START DATASET

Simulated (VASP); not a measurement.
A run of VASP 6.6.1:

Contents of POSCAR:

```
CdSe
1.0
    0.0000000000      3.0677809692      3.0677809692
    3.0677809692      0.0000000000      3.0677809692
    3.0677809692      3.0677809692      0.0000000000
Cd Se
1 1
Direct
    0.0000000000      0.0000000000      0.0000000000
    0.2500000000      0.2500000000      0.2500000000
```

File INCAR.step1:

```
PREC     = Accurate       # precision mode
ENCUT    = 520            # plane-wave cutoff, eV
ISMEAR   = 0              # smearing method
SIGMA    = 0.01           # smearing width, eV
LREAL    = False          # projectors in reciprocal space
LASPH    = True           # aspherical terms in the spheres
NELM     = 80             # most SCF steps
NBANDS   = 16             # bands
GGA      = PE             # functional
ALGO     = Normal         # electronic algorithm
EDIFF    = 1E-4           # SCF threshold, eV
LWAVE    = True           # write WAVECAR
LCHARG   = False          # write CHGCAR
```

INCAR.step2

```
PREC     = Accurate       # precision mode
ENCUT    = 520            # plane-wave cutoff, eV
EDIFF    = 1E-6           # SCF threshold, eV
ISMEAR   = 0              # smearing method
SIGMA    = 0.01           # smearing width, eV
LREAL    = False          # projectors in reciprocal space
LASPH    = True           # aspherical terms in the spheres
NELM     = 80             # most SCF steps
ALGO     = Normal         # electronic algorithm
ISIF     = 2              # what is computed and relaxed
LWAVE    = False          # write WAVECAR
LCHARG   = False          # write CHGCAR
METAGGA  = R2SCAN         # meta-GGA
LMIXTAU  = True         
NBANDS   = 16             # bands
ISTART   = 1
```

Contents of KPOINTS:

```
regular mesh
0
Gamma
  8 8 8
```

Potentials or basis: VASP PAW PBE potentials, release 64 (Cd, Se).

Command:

END DATASET

WORK INSTRUCTION.
Copy the records above exactly, from the first line through the line containing "Potentials or basis: VASP", and include nothing else.

ANSWER AREA.
Simulated (VASP); not a measurement.
A run of VASP 6.6.1:

Contents of POSCAR:

```
CdSe
1.0
    0.0000000000      3.0677809692      3.0677809692
    3.0677809692      0.0000000000      3.0677809692
    3.0677809692      3.0677809692      0.0000000000
Cd Se
1 1
Direct
    0.0000000000      0.0000000000      0.0000000000
    0.2500000000      0.2500000000      0.2500000000
```

File INCAR.step1:

```
PREC     = Accurate       # precision mode
ENCUT    = 520            # plane-wave cutoff, eV
ISMEAR   = 0              # smearing method
SIGMA    = 0.01           # smearing width, eV
LREAL    = False          # projectors in reciprocal space
LASPH    = True           # aspherical terms in the spheres
NELM     = 80             # most SCF steps
NBANDS   = 16             # bands
GGA      = PE             # functional
ALGO     = Normal         # electronic algorithm
EDIFF    = 1E-4           # SCF threshold, eV
LWAVE    = True           # write WAVECAR
LCHARG   = False          # write CHGCAR
```

INCAR.step2

```
PREC     = Accurate       # precision mode
ENCUT    = 520            # plane-wave cutoff, eV
EDIFF    = 1E-6           # SCF threshold, eV
ISMEAR   = 0              # smearing method
SIGMA    = 0.01           # smearing width, eV
LREAL    = False          # projectors in reciprocal space
LASPH    = True           # aspherical terms in the spheres
NELM     = 80             # most SCF steps
ALGO     = Normal         # electronic algorithm
ISIF     = 2              # what is computed and relaxed
LWAVE    = False          # write WAVECAR
LCHARG   = False          # write CHGCAR
METAGGA  = R2SCAN         # meta-GGA
LMIXTAU  = True         
NBANDS   = 16             # bands
ISTART   = 1
```

Contents of KPOINTS:

```
regular mesh
0
Gamma
  8 8 8
```

Potentials or basis: VASP PAW PBE potentials, release 64 (Cd, Se).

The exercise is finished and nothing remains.